■ Activity: Please restate, exactly as written, the lines running from the beginning of the material through the line that has "### Step 1. The crystal as given" in it.

******************************

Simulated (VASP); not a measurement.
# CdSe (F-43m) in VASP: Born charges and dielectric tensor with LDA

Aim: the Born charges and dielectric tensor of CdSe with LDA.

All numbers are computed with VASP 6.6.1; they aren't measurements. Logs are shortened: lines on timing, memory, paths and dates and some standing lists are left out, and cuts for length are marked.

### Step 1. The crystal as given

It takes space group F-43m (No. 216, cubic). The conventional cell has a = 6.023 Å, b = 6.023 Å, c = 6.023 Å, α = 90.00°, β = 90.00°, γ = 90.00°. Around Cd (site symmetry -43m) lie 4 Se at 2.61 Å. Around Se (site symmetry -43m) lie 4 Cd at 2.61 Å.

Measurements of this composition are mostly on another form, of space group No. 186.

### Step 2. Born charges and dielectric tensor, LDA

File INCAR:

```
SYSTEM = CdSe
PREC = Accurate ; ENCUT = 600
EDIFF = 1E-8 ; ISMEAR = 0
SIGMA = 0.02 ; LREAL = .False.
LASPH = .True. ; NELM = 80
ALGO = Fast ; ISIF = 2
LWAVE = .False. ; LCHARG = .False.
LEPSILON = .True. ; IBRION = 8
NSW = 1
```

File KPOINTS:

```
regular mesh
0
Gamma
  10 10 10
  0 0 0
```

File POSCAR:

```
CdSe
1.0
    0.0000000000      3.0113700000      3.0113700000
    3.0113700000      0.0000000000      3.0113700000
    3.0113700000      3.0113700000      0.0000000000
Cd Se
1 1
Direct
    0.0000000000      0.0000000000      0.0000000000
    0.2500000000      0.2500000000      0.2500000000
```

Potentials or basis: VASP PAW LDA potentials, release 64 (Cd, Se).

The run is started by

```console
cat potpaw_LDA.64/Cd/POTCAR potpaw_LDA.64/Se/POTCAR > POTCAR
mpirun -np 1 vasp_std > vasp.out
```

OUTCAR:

******************************

■ Exercise result:
Simulated (VASP); not a measurement.
# CdSe (F-43m) in VASP: Born charges and dielectric tensor with LDA

Aim: the Born charges and dielectric tensor of CdSe with LDA.

All numbers are computed with VASP 6.6.1; they aren't measurements. Logs are shortened: lines on timing, memory, paths and dates and some standing lists are left out, and cuts for length are marked.

### Step 1. The crystal as given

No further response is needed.